WORK REQUEST: Take the listing below and print exactly the lines starting at the line containing "# Gas-phase XPS" and ending at the line containing "Answer: C (Z", both ends included, and no others.

*** Opening DATASET RECORDS ***

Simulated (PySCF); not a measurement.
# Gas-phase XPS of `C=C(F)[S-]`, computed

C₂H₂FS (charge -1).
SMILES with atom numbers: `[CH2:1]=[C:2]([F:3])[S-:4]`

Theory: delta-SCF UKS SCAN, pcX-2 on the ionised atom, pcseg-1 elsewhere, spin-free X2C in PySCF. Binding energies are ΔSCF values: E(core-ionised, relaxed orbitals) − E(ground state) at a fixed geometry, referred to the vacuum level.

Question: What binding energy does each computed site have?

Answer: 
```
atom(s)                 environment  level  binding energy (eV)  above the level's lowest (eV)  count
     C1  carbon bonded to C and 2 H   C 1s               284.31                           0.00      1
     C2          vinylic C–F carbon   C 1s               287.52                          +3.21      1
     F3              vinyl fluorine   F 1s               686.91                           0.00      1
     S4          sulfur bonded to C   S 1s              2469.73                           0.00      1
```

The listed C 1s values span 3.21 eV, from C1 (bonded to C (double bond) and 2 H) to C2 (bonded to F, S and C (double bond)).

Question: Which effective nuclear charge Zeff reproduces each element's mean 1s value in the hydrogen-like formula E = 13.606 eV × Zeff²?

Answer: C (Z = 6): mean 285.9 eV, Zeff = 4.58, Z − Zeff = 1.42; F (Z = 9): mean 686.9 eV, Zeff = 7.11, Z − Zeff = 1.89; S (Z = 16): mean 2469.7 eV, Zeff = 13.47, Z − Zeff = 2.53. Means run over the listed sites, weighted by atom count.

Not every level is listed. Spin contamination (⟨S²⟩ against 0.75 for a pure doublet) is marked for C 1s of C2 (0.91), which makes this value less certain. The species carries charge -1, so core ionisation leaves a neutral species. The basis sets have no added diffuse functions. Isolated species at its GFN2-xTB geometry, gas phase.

*** Closing DATASET RECORDS ***

EXERCISE SOLUTION:
# Gas-phase XPS of `C=C(F)[S-]`, computed

C₂H₂FS (charge -1).
SMILES with atom numbers: `[CH2:1]=[C:2]([F:3])[S-:4]`

Theory: delta-SCF UKS SCAN, pcX-2 on the ionised atom, pcseg-1 elsewhere, spin-free X2C in PySCF. Binding energies are ΔSCF values: E(core-ionised, relaxed orbitals) − E(ground state) at a fixed geometry, referred to the vacuum level.

Question: What binding energy does each computed site have?

Answer: 
```
atom(s)                 environment  level  binding energy (eV)  above the level's lowest (eV)  count
     C1  carbon bonded to C and 2 H   C 1s               284.31                           0.00      1
     C2          vinylic C–F carbon   C 1s               287.52                          +3.21      1
     F3              vinyl fluorine   F 1s               686.91                           0.00      1
     S4          sulfur bonded to C   S 1s              2469.73                           0.00      1
```

The listed C 1s values span 3.21 eV, from C1 (bonded to C (double bond) and 2 H) to C2 (bonded to F, S and C (double bond)).

Question: Which effective nuclear charge Zeff reproduces each element's mean 1s value in the hydrogen-like formula E = 13.606 eV × Zeff²?

Answer: C (Z = 6): mean 285.9 eV, Zeff = 4.58, Z − Zeff = 1.42; F (Z = 9): mean 686.9 eV, Zeff = 7.11, Z − Zeff = 1.89; S (Z = 16): mean 2469.7 eV, Zeff = 13.47, Z − Zeff = 2.53. Means run over the listed sites, weighted by atom count.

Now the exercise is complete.